- WORK REQUEST -
Everything in the data below should be restated word for word.

START GIVEN INFORMATION

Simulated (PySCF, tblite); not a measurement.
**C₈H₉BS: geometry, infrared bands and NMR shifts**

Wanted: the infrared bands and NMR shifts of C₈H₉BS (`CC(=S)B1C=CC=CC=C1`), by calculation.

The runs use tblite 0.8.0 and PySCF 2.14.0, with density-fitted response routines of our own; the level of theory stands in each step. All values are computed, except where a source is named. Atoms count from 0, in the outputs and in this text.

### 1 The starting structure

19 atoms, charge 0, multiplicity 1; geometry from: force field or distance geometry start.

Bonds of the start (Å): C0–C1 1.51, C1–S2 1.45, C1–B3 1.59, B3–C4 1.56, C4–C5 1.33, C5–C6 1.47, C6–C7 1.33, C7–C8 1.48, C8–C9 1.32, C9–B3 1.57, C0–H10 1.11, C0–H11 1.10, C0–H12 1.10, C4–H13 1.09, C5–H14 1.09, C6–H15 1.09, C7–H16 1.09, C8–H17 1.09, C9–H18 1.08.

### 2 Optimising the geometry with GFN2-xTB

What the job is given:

END GIVEN INFORMATION

- WRITTEN ANSWER -
Simulated (PySCF, tblite); not a measurement.
**C₈H₉BS: geometry, infrared bands and NMR shifts**

Wanted: the infrared bands and NMR shifts of C₈H₉BS (`CC(=S)B1C=CC=CC=C1`), by calculation.

The runs use tblite 0.8.0 and PySCF 2.14.0, with density-fitted response routines of our own; the level of theory stands in each step. All values are computed, except where a source is named. Atoms count from 0, in the outputs and in this text.

### 1 The starting structure

19 atoms, charge 0, multiplicity 1; geometry from: force field or distance geometry start.

Bonds of the start (Å): C0–C1 1.51, C1–S2 1.45, C1–B3 1.59, B3–C4 1.56, C4–C5 1.33, C5–C6 1.47, C6–C7 1.33, C7–C8 1.48, C8–C9 1.32, C9–B3 1.57, C0–H10 1.11, C0–H11 1.10, C0–H12 1.10, C4–H13 1.09, C5–H14 1.09, C6–H15 1.09, C7–H16 1.09, C8–H17 1.09, C9–H18 1.08.

### 2 Optimising the geometry with GFN2-xTB

What the job is given:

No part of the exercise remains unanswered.